◆ Stored data:
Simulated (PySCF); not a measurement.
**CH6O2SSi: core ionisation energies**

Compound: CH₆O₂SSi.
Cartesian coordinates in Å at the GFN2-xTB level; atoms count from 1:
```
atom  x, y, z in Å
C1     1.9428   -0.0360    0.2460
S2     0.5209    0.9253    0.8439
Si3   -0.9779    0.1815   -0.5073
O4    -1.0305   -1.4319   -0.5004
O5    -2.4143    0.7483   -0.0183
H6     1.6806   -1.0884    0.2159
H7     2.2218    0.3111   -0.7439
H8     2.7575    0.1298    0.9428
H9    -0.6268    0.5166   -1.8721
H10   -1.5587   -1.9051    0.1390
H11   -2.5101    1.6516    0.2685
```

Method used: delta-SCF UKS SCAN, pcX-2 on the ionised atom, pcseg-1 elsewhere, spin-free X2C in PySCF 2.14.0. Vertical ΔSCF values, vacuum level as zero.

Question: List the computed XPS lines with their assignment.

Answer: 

◆ Required action:
Reproduce each entry exactly, leaving out nothing.

◆ Written reply:
Simulated (PySCF); not a measurement.
**CH6O2SSi: core ionisation energies**

Compound: CH₆O₂SSi.
Cartesian coordinates in Å at the GFN2-xTB level; atoms count from 1:
```
atom  x, y, z in Å
C1     1.9428   -0.0360    0.2460
S2     0.5209    0.9253    0.8439
Si3   -0.9779    0.1815   -0.5073
O4    -1.0305   -1.4319   -0.5004
O5    -2.4143    0.7483   -0.0183
H6     1.6806   -1.0884    0.2159
H7     2.2218    0.3111   -0.7439
H8     2.7575    0.1298    0.9428
H9    -0.6268    0.5166   -1.8721
H10   -1.5587   -1.9051    0.1390
H11   -2.5101    1.6516    0.2685
```

Method used: delta-SCF UKS SCAN, pcX-2 on the ionised atom, pcseg-1 elsewhere, spin-free X2C in PySCF 2.14.0. Vertical ΔSCF values, vacuum level as zero.

Question: List the computed XPS lines with their assignment.

Answer: 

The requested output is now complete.